————————

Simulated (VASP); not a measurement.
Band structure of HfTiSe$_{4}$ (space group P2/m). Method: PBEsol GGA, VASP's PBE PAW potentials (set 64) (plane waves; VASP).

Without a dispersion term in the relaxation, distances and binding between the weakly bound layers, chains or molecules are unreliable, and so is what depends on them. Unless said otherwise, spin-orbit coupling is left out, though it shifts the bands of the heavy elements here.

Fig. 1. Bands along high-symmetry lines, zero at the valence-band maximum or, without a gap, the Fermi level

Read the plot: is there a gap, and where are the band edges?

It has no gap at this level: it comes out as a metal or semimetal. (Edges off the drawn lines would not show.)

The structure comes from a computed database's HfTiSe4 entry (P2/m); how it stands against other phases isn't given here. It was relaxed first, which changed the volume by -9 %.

————————

WORK INSTRUCTION -
Retype each entry without altering a single word.

ANSWER SECTION -
Simulated (VASP); not a measurement.
Band structure of HfTiSe$_{4}$ (space group P2/m). Method: PBEsol GGA, VASP's PBE PAW potentials (set 64) (plane waves; VASP).

Without a dispersion term in the relaxation, distances and binding between the weakly bound layers, chains or molecules are unreliable, and so is what depends on them. Unless said otherwise, spin-orbit coupling is left out, though it shifts the bands of the heavy elements here.

Fig. 1. Bands along high-symmetry lines, zero at the valence-band maximum or, without a gap, the Fermi level

Read the plot: is there a gap, and where are the band edges?

It has no gap at this level: it comes out as a metal or semimetal. (Edges off the drawn lines would not show.)

The structure comes from a computed database's HfTiSe4 entry (P2/m); how it stands against other phases isn't given here. It was relaxed first, which changed the volume by -9 %.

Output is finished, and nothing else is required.